* Stored data *
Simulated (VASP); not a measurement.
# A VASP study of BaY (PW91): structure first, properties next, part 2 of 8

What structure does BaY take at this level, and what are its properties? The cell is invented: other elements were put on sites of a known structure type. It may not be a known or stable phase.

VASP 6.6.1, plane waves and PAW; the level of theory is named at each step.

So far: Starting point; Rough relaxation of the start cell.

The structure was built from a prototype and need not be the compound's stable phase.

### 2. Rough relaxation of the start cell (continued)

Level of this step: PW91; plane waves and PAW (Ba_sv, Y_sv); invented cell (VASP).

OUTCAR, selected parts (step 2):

* Brief *
Quote the records above exactly, from the first line through the line containing "VASP 6.6.1, plane", and nothing more.

* Response *
Simulated (VASP); not a measurement.
# A VASP study of BaY (PW91): structure first, properties next, part 2 of 8

What structure does BaY take at this level, and what are its properties? The cell is invented: other elements were put on sites of a known structure type. It may not be a known or stable phase.

VASP 6.6.1, plane waves and PAW; the level of theory is named at each step.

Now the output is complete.